Brief :: From the first line of the records below through the line containing "It took 43 s", copy everything exactly and nothing more.

-------

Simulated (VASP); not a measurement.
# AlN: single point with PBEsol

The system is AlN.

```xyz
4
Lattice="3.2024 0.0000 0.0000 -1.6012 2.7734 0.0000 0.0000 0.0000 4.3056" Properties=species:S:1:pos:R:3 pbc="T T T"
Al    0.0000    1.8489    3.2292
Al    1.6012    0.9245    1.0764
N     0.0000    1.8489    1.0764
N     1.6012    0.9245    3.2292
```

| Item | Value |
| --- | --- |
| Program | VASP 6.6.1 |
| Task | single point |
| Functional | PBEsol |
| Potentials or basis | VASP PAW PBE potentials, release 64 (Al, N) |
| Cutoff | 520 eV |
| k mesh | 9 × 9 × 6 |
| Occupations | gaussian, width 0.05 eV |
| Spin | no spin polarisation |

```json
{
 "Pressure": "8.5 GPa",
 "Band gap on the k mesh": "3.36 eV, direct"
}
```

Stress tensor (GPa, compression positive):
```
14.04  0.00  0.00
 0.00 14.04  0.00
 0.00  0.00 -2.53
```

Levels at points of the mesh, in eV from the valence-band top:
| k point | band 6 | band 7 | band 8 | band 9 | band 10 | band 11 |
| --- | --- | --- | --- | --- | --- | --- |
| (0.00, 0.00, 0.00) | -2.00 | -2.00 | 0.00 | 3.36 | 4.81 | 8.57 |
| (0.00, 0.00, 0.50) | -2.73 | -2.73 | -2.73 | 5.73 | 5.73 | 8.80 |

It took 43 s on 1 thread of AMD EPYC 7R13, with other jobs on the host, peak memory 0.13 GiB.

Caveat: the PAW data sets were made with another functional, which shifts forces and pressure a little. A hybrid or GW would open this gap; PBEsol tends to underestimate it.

-------

Exercise result ::
Simulated (VASP); not a measurement.
# AlN: single point with PBEsol

The system is AlN.

```xyz
4
Lattice="3.2024 0.0000 0.0000 -1.6012 2.7734 0.0000 0.0000 0.0000 4.3056" Properties=species:S:1:pos:R:3 pbc="T T T"
Al    0.0000    1.8489    3.2292
Al    1.6012    0.9245    1.0764
N     0.0000    1.8489    1.0764
N     1.6012    0.9245    3.2292
```

| Item | Value |
| --- | --- |
| Program | VASP 6.6.1 |
| Task | single point |
| Functional | PBEsol |
| Potentials or basis | VASP PAW PBE potentials, release 64 (Al, N) |
| Cutoff | 520 eV |
| k mesh | 9 × 9 × 6 |
| Occupations | gaussian, width 0.05 eV |
| Spin | no spin polarisation |

```json
{
 "Pressure": "8.5 GPa",
 "Band gap on the k mesh": "3.36 eV, direct"
}
```

Stress tensor (GPa, compression positive):
```
14.04  0.00  0.00
 0.00 14.04  0.00
 0.00  0.00 -2.53
```

Levels at points of the mesh, in eV from the valence-band top:
| k point | band 6 | band 7 | band 8 | band 9 | band 10 | band 11 |
| --- | --- | --- | --- | --- | --- | --- |
| (0.00, 0.00, 0.00) | -2.00 | -2.00 | 0.00 | 3.36 | 4.81 | 8.57 |
| (0.00, 0.00, 0.50) | -2.73 | -2.73 | -2.73 | 5.73 | 5.73 | 8.80 |

It took 43 s on 1 thread of AMD EPYC 7R13, with other jobs on the host, peak memory 0.13 GiB.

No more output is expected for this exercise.